Exercise —
A complete, exact retyping of the data below is required.

----- Recorded information

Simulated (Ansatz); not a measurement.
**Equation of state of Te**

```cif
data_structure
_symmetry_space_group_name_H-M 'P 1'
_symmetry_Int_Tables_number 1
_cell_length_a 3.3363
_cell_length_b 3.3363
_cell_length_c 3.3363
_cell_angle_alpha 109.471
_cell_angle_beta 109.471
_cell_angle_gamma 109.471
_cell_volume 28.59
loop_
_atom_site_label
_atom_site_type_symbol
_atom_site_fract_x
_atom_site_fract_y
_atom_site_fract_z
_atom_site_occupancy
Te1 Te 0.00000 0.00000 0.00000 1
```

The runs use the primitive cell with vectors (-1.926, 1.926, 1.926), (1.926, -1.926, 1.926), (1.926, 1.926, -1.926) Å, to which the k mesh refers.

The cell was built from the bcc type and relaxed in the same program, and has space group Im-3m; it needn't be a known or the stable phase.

----------

Exercise solution —
Simulated (Ansatz); not a measurement.
**Equation of state of Te**

```cif
data_structure
_symmetry_space_group_name_H-M 'P 1'
_symmetry_Int_Tables_number 1
_cell_length_a 3.3363
_cell_length_b 3.3363
_cell_length_c 3.3363
_cell_angle_alpha 109.471
_cell_angle_beta 109.471
_cell_angle_gamma 109.471
_cell_volume 28.59
loop_
_atom_site_label
_atom_site_type_symbol
_atom_site_fract_x
_atom_site_fract_y
_atom_site_fract_z
_atom_site_occupancy
Te1 Te 0.00000 0.00000 0.00000 1
```

The runs use the primitive cell with vectors (-1.926, 1.926, 1.926), (1.926, -1.926, 1.926), (1.926, 1.926, -1.926) Å, to which the k mesh refers.

The cell was built from the bcc type and relaxed in the same program, and has space group Im-3m; it needn't be a known or the stable phase.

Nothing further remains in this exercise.